### Given records:
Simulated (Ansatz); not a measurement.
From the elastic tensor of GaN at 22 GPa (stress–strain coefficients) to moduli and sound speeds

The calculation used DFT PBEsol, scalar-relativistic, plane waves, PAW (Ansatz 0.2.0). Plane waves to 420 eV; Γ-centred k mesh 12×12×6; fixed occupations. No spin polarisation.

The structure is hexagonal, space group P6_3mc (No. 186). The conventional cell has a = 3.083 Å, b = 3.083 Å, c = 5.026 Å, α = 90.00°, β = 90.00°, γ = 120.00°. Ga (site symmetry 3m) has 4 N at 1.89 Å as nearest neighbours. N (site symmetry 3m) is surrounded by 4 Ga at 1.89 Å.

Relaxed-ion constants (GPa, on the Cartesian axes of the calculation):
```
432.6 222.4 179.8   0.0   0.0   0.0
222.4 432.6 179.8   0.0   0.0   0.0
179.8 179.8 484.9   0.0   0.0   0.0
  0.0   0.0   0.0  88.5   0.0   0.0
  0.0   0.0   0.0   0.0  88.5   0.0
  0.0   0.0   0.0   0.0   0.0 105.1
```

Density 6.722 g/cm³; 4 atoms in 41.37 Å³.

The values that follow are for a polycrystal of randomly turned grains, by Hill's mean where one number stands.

### Action item:
Only the lines from the one containing "Relaxed-ion constants (GPa, on" through the one containing "Density 6.722 g/cm³; 4 atoms in 41.37 Å³." are to be retyped, both boundary lines included, with no other material.

### Response box:
Relaxed-ion constants (GPa, on the Cartesian axes of the calculation):
```
432.6 222.4 179.8   0.0   0.0   0.0
222.4 432.6 179.8   0.0   0.0   0.0
179.8 179.8 484.9   0.0   0.0   0.0
  0.0   0.0   0.0  88.5   0.0   0.0
  0.0   0.0   0.0   0.0  88.5   0.0
  0.0   0.0   0.0   0.0   0.0 105.1
```

Density 6.722 g/cm³; 4 atoms in 41.37 Å³.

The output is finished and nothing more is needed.